Action item
Each line below should be written out again exactly.

Data for review
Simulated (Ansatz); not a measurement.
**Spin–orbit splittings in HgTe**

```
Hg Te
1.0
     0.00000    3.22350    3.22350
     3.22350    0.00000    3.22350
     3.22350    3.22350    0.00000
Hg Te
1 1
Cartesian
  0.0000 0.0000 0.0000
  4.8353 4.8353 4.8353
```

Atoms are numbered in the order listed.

Your solution
Simulated (Ansatz); not a measurement.
**Spin–orbit splittings in HgTe**

```
Hg Te
1.0
     0.00000    3.22350    3.22350
     3.22350    0.00000    3.22350
     3.22350    3.22350    0.00000
Hg Te
1 1
Cartesian
  0.0000 0.0000 0.0000
  4.8353 4.8353 4.8353
```

Atoms are numbered in the order listed.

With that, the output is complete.